▶ WORK ORDER:
The full set of lines below has to be written out again exactly.

▶ RECORD EXTRACTS:
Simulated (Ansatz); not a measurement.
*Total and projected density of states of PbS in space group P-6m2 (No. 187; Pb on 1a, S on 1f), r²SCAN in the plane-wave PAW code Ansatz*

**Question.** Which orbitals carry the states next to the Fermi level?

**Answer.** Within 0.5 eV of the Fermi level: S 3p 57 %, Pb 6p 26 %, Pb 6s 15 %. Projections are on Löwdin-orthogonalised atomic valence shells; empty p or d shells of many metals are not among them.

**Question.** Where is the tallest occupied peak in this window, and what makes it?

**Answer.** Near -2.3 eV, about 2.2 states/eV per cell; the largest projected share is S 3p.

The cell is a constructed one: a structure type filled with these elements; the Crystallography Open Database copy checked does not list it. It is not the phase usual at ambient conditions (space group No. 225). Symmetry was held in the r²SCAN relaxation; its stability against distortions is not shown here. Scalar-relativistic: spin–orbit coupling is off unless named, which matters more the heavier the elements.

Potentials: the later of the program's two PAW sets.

▶ WORKED SOLUTION:
Simulated (Ansatz); not a measurement.
*Total and projected density of states of PbS in space group P-6m2 (No. 187; Pb on 1a, S on 1f), r²SCAN in the plane-wave PAW code Ansatz*

**Question.** Which orbitals carry the states next to the Fermi level?

**Answer.** Within 0.5 eV of the Fermi level: S 3p 57 %, Pb 6p 26 %, Pb 6s 15 %. Projections are on Löwdin-orthogonalised atomic valence shells; empty p or d shells of many metals are not among them.

**Question.** Where is the tallest occupied peak in this window, and what makes it?

**Answer.** Near -2.3 eV, about 2.2 states/eV per cell; the largest projected share is S 3p.

The cell is a constructed one: a structure type filled with these elements; the Crystallography Open Database copy checked does not list it. It is not the phase usual at ambient conditions (space group No. 225). Symmetry was held in the r²SCAN relaxation; its stability against distortions is not shown here. Scalar-relativistic: spin–orbit coupling is off unless named, which matters more the heavier the elements.

Potentials: the later of the program's two PAW sets.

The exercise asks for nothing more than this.